» Assignment
Nothing in the records should be left out; transcribe them exactly.

» Data section
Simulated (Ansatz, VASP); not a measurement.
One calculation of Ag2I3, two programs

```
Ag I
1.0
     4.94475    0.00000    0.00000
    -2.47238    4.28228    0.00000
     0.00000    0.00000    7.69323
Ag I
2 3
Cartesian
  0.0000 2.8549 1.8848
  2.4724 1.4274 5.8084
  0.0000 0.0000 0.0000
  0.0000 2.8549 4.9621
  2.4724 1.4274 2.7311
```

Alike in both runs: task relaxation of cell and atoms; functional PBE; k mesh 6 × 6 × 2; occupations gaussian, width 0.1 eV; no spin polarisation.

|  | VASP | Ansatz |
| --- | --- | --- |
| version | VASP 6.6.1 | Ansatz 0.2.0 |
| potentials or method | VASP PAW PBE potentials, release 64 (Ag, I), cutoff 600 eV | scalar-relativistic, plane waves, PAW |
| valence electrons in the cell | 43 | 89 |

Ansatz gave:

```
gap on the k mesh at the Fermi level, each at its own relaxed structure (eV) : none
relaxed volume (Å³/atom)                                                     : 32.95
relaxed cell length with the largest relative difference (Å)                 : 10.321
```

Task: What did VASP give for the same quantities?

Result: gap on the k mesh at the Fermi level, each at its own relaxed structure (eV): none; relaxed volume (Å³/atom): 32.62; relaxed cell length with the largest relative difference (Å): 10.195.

» Solution
Simulated (Ansatz, VASP); not a measurement.
One calculation of Ag2I3, two programs

```
Ag I
1.0
     4.94475    0.00000    0.00000
    -2.47238    4.28228    0.00000
     0.00000    0.00000    7.69323
Ag I
2 3
Cartesian
  0.0000 2.8549 1.8848
  2.4724 1.4274 5.8084
  0.0000 0.0000 0.0000
  0.0000 2.8549 4.9621
  2.4724 1.4274 2.7311
```

Alike in both runs: task relaxation of cell and atoms; functional PBE; k mesh 6 × 6 × 2; occupations gaussian, width 0.1 eV; no spin polarisation.

|  | VASP | Ansatz |
| --- | --- | --- |
| version | VASP 6.6.1 | Ansatz 0.2.0 |
| potentials or method | VASP PAW PBE potentials, release 64 (Ag, I), cutoff 600 eV | scalar-relativistic, plane waves, PAW |
| valence electrons in the cell | 43 | 89 |

Ansatz gave:

```
gap on the k mesh at the Fermi level, each at its own relaxed structure (eV) : none
relaxed volume (Å³/atom)                                                     : 32.95
relaxed cell length with the largest relative difference (Å)                 : 10.321
```

Task: What did VASP give for the same quantities?

Result: gap on the k mesh at the Fermi level, each at its own relaxed structure (eV): none; relaxed volume (Å³/atom): 32.62; relaxed cell length with the largest relative difference (Å): 10.195.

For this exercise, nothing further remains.